### Information supplied
----------

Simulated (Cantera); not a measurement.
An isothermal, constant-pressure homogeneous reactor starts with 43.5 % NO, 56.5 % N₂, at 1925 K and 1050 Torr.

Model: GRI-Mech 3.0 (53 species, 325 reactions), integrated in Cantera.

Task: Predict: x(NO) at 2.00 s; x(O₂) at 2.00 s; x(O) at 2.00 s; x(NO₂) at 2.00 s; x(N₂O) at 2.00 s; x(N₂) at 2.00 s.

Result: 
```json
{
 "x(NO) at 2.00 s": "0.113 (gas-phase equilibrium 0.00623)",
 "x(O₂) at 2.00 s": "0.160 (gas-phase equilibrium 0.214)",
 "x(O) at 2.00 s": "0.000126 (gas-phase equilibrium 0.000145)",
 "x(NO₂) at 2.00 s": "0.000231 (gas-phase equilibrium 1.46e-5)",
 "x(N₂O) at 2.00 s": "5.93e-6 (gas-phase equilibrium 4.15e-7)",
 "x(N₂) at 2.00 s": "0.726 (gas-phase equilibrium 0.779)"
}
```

----------

### Assignment
Each record above has to be retyped exactly, with nothing left out.

### Exercise solution
Simulated (Cantera); not a measurement.
An isothermal, constant-pressure homogeneous reactor starts with 43.5 % NO, 56.5 % N₂, at 1925 K and 1050 Torr.

Model: GRI-Mech 3.0 (53 species, 325 reactions), integrated in Cantera.

Task: Predict: x(NO) at 2.00 s; x(O₂) at 2.00 s; x(O) at 2.00 s; x(NO₂) at 2.00 s; x(N₂O) at 2.00 s; x(N₂) at 2.00 s.

Result: 
```json
{
 "x(NO) at 2.00 s": "0.113 (gas-phase equilibrium 0.00623)",
 "x(O₂) at 2.00 s": "0.160 (gas-phase equilibrium 0.214)",
 "x(O) at 2.00 s": "0.000126 (gas-phase equilibrium 0.000145)",
 "x(NO₂) at 2.00 s": "0.000231 (gas-phase equilibrium 1.46e-5)",
 "x(N₂O) at 2.00 s": "5.93e-6 (gas-phase equilibrium 4.15e-7)",
 "x(N₂) at 2.00 s": "0.726 (gas-phase equilibrium 0.779)"
}
```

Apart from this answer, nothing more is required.